Record set
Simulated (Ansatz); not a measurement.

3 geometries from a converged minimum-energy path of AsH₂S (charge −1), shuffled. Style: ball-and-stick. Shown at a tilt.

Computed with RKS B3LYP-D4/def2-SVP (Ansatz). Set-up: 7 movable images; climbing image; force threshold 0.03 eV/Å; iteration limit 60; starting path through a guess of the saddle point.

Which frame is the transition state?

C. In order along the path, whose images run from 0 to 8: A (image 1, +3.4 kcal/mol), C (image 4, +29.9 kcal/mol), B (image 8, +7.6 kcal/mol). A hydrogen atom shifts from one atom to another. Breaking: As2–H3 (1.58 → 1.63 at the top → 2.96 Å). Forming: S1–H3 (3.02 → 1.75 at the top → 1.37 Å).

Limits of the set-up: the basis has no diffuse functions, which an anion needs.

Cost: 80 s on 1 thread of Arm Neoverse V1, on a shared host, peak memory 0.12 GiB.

Action item
Write out all the material exactly, keeping each word.

Answer section
Simulated (Ansatz); not a measurement.

3 geometries from a converged minimum-energy path of AsH₂S (charge −1), shuffled. Style: ball-and-stick. Shown at a tilt.

Computed with RKS B3LYP-D4/def2-SVP (Ansatz). Set-up: 7 movable images; climbing image; force threshold 0.03 eV/Å; iteration limit 60; starting path through a guess of the saddle point.

Which frame is the transition state?

C. In order along the path, whose images run from 0 to 8: A (image 1, +3.4 kcal/mol), C (image 4, +29.9 kcal/mol), B (image 8, +7.6 kcal/mol). A hydrogen atom shifts from one atom to another. Breaking: As2–H3 (1.58 → 1.63 at the top → 2.96 Å). Forming: S1–H3 (3.02 → 1.75 at the top → 1.37 Å).

Limits of the set-up: the basis has no diffuse functions, which an anion needs.

Cost: 80 s on 1 thread of Arm Neoverse V1, on a shared host, peak memory 0.12 GiB.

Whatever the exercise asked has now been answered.